_Requirement_. In this exercise, every entry is to be copied exactly.

_Records provided_.
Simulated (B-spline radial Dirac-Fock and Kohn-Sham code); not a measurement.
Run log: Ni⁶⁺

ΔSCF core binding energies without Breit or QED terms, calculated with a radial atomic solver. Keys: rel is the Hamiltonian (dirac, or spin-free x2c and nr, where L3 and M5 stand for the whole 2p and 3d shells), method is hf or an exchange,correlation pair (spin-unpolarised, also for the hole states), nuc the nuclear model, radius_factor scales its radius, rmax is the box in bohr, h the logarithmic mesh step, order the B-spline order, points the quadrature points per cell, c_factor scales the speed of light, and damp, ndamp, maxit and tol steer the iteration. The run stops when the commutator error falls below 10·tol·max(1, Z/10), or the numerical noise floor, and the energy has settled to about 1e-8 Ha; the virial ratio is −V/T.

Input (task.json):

_Your response_.
Simulated (B-spline radial Dirac-Fock and Kohn-Sham code); not a measurement.
Run log: Ni⁶⁺

ΔSCF core binding energies without Breit or QED terms, calculated with a radial atomic solver. Keys: rel is the Hamiltonian (dirac, or spin-free x2c and nr, where L3 and M5 stand for the whole 2p and 3d shells), method is hf or an exchange,correlation pair (spin-unpolarised, also for the hole states), nuc the nuclear model, radius_factor scales its radius, rmax is the box in bohr, h the logarithmic mesh step, order the B-spline order, points the quadrature points per cell, c_factor scales the speed of light, and damp, ndamp, maxit and tol steer the iteration. The run stops when the commutator error falls below 10·tol·max(1, Z/10), or the numerical noise floor, and the energy has settled to about 1e-8 Ha; the virial ratio is −V/T.

Input (task.json):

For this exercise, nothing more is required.